# Requirement:
Please give the records below back in full, exactly as shown.

Extracted entries Start Marker

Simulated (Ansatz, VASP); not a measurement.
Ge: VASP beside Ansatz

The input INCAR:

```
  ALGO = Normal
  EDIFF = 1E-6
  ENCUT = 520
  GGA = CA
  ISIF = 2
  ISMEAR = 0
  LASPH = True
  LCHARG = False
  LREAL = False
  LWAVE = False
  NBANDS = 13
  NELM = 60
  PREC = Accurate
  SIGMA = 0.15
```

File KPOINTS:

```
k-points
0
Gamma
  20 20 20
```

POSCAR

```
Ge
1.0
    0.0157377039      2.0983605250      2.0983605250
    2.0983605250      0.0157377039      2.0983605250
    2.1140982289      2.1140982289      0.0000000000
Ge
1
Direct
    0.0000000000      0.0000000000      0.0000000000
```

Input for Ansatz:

Extracted entries End Marker

# Your response:
Simulated (Ansatz, VASP); not a measurement.
Ge: VASP beside Ansatz

The input INCAR:

```
  ALGO = Normal
  EDIFF = 1E-6
  ENCUT = 520
  GGA = CA
  ISIF = 2
  ISMEAR = 0
  LASPH = True
  LCHARG = False
  LREAL = False
  LWAVE = False
  NBANDS = 13
  NELM = 60
  PREC = Accurate
  SIGMA = 0.15
```

File KPOINTS:

```
k-points
0
Gamma
  20 20 20
```

POSCAR

```
Ge
1.0
    0.0157377039      2.0983605250      2.0983605250
    2.0983605250      0.0157377039      2.0983605250
    2.1140982289      2.1140982289      0.0000000000
Ge
1
Direct
    0.0000000000      0.0000000000      0.0000000000
```

Input for Ansatz:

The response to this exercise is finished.